**ACTIVITY:**
Copy exactly, please, the lines of the data from its start through the line containing "## Conformer ensemble".

**RECORD EXTRACTS:**
┄┄┄┄┄┄┄┄┄┄┄┄┄┄┄┄┄┄┄┄

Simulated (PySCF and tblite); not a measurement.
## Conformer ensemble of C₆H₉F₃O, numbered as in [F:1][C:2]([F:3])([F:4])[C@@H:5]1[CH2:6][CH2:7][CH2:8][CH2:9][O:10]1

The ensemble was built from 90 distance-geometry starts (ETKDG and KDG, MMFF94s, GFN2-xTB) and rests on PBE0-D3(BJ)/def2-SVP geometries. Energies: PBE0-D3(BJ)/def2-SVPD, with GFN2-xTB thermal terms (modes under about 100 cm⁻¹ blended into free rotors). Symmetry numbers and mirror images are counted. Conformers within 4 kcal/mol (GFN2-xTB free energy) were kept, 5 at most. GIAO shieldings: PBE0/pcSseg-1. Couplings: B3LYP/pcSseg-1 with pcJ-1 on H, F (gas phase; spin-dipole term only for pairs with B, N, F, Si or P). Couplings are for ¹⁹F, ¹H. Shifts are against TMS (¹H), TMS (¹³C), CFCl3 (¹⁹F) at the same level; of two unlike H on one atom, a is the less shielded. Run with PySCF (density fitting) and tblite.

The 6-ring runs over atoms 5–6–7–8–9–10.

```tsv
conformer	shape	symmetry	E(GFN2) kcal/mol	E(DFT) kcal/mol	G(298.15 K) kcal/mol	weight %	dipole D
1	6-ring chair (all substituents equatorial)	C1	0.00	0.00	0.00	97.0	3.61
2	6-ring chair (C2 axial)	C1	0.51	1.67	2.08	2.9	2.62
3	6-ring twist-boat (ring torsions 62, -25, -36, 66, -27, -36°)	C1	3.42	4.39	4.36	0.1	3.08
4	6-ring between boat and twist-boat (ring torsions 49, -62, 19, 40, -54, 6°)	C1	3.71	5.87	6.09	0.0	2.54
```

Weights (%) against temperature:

┄┄┄┄┄┄┄┄┄┄┄┄┄┄┄┄┄┄┄┄

**RESPONSE AREA:**
Simulated (PySCF and tblite); not a measurement.
## Conformer ensemble of C₆H₉F₃O, numbered as in [F:1][C:2]([F:3])([F:4])[C@@H:5]1[CH2:6][CH2:7][CH2:8][CH2:9][O:10]1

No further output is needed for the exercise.